→ **Dataset entries**
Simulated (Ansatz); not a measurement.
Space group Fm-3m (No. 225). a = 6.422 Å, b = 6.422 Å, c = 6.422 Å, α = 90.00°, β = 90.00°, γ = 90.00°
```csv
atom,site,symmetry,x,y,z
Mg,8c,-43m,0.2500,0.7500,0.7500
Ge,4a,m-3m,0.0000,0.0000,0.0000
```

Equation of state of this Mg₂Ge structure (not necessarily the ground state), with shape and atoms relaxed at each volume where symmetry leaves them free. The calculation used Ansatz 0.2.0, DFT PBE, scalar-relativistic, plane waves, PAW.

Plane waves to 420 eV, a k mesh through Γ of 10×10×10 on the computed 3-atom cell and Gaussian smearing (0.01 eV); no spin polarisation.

→ **Assigned task**
In the listing above, please print only the lines from the first one to the line where "Equation of state" appears, exactly as written, both of those lines included.

→ **Written solution**
Simulated (Ansatz); not a measurement.
Space group Fm-3m (No. 225). a = 6.422 Å, b = 6.422 Å, c = 6.422 Å, α = 90.00°, β = 90.00°, γ = 90.00°
```csv
atom,site,symmetry,x,y,z
Mg,8c,-43m,0.2500,0.7500,0.7500
Ge,4a,m-3m,0.0000,0.0000,0.0000
```

Equation of state of this Mg₂Ge structure (not necessarily the ground state), with shape and atoms relaxed at each volume where symmetry leaves them free. The calculation used Ansatz 0.2.0, DFT PBE, scalar-relativistic, plane waves, PAW.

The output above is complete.